* **Requirement**
Please copy exactly the lines that run from the start of the entries to the line containing "A. P1–H7 1.413, P1–H8", inclusive.

Start of Block

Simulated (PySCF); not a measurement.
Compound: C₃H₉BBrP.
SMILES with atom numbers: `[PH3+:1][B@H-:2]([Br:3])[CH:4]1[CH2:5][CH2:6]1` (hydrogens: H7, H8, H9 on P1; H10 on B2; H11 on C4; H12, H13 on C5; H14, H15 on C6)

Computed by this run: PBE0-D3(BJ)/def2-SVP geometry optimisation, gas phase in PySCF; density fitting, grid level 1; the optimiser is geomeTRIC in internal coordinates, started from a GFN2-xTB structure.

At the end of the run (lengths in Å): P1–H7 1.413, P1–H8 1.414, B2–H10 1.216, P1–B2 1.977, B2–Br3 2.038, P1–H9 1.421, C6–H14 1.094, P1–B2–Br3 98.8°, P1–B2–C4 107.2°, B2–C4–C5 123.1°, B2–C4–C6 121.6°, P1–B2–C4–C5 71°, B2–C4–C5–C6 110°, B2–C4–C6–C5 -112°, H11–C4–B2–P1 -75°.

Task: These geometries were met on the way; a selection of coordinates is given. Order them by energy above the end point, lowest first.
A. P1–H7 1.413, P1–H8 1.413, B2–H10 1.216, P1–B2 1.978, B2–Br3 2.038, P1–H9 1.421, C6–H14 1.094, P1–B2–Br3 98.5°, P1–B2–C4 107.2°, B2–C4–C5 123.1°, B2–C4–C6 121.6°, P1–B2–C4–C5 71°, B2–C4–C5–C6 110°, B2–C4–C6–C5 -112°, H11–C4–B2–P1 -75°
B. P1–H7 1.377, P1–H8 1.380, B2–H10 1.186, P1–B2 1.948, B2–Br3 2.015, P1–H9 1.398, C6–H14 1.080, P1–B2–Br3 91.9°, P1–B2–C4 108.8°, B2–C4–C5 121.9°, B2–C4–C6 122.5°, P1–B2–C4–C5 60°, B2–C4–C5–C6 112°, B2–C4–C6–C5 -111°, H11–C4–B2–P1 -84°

End of Block

* **Response**
Simulated (PySCF); not a measurement.
Compound: C₃H₉BBrP.
SMILES with atom numbers: `[PH3+:1][B@H-:2]([Br:3])[CH:4]1[CH2:5][CH2:6]1` (hydrogens: H7, H8, H9 on P1; H10 on B2; H11 on C4; H12, H13 on C5; H14, H15 on C6)

Computed by this run: PBE0-D3(BJ)/def2-SVP geometry optimisation, gas phase in PySCF; density fitting, grid level 1; the optimiser is geomeTRIC in internal coordinates, started from a GFN2-xTB structure.

At the end of the run (lengths in Å): P1–H7 1.413, P1–H8 1.414, B2–H10 1.216, P1–B2 1.977, B2–Br3 2.038, P1–H9 1.421, C6–H14 1.094, P1–B2–Br3 98.8°, P1–B2–C4 107.2°, B2–C4–C5 123.1°, B2–C4–C6 121.6°, P1–B2–C4–C5 71°, B2–C4–C5–C6 110°, B2–C4–C6–C5 -112°, H11–C4–B2–P1 -75°.

Task: These geometries were met on the way; a selection of coordinates is given. Order them by energy above the end point, lowest first.
A. P1–H7 1.413, P1–H8 1.413, B2–H10 1.216, P1–B2 1.978, B2–Br3 2.038, P1–H9 1.421, C6–H14 1.094, P1–B2–Br3 98.5°, P1–B2–C4 107.2°, B2–C4–C5 123.1°, B2–C4–C6 121.6°, P1–B2–C4–C5 71°, B2–C4–C5–C6 110°, B2–C4–C6–C5 -112°, H11–C4–B2–P1 -75°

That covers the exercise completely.